__Recorded information__.
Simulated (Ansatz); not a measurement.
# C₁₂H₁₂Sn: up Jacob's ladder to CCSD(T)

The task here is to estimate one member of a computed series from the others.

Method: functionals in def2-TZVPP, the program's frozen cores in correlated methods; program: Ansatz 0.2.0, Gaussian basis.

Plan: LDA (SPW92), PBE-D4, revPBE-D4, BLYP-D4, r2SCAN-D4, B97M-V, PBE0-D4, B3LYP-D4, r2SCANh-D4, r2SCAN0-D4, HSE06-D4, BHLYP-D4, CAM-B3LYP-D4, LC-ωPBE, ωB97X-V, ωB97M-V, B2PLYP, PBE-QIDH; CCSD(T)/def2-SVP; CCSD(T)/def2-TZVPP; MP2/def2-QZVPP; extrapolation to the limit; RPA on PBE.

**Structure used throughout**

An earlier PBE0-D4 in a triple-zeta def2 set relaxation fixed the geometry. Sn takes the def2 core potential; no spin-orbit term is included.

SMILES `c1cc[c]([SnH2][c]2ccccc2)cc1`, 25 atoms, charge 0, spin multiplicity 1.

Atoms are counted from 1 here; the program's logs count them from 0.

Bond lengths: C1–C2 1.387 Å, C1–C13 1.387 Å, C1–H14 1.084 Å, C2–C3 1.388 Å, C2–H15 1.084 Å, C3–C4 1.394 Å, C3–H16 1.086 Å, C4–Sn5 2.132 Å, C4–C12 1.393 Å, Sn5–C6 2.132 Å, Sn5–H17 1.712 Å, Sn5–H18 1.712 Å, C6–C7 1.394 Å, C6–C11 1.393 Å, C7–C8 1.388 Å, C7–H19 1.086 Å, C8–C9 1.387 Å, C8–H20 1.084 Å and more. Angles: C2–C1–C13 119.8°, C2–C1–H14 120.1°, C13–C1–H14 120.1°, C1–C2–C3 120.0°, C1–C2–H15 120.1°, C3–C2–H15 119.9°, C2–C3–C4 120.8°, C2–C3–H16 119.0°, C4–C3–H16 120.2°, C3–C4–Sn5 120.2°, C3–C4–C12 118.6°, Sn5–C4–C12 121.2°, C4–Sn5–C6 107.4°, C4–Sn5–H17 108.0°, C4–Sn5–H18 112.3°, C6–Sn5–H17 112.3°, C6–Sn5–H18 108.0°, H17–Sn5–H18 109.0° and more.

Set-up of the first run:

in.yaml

__Work request__. Return only the lines above that run from the opening line through the line containing "Method: functionals in", exactly as written.

__Result__.
Simulated (Ansatz); not a measurement.
# C₁₂H₁₂Sn: up Jacob's ladder to CCSD(T)

The task here is to estimate one member of a computed series from the others.

Method: functionals in def2-TZVPP, the program's frozen cores in correlated methods; program: Ansatz 0.2.0, Gaussian basis.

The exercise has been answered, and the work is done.